> _Exercise_
Please quote exactly the opening lines of the data, from the first line to the one where "the calculation give?**" appears.

===============

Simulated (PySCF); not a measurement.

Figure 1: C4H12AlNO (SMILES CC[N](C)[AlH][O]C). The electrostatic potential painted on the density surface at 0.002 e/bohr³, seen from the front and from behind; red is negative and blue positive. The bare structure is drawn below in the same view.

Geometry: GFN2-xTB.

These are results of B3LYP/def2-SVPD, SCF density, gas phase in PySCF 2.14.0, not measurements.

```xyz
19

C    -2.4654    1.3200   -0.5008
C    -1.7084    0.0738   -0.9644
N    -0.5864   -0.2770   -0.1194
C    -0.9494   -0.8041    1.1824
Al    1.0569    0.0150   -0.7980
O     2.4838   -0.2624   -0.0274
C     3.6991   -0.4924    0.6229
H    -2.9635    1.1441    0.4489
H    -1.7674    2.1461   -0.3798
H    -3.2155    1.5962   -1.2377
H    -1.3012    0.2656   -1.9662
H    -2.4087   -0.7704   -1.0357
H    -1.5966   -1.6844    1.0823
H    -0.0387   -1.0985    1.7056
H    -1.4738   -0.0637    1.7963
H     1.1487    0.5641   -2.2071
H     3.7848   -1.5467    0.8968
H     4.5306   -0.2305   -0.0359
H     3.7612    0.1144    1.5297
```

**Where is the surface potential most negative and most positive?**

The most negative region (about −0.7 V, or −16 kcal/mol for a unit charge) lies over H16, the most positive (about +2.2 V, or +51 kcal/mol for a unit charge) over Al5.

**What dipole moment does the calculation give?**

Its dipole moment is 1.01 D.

===============

> _Problem solution_
Simulated (PySCF); not a measurement.

Figure 1: C4H12AlNO (SMILES CC[N](C)[AlH][O]C). The electrostatic potential painted on the density surface at 0.002 e/bohr³, seen from the front and from behind; red is negative and blue positive. The bare structure is drawn below in the same view.

Geometry: GFN2-xTB.

These are results of B3LYP/def2-SVPD, SCF density, gas phase in PySCF 2.14.0, not measurements.

```xyz
19

C    -2.4654    1.3200   -0.5008
C    -1.7084    0.0738   -0.9644
N    -0.5864   -0.2770   -0.1194
C    -0.9494   -0.8041    1.1824
Al    1.0569    0.0150   -0.7980
O     2.4838   -0.2624   -0.0274
C     3.6991   -0.4924    0.6229
H    -2.9635    1.1441    0.4489
H    -1.7674    2.1461   -0.3798
H    -3.2155    1.5962   -1.2377
H    -1.3012    0.2656   -1.9662
H    -2.4087   -0.7704   -1.0357
H    -1.5966   -1.6844    1.0823
H    -0.0387   -1.0985    1.7056
H    -1.4738   -0.0637    1.7963
H     1.1487    0.5641   -2.2071
H     3.7848   -1.5467    0.8968
H     4.5306   -0.2305   -0.0359
H     3.7612    0.1144    1.5297
```

**Where is the surface potential most negative and most positive?**

The most negative region (about −0.7 V, or −16 kcal/mol for a unit charge) lies over H16, the most positive (about +2.2 V, or +51 kcal/mol for a unit charge) over Al5.

**What dipole moment does the calculation give?**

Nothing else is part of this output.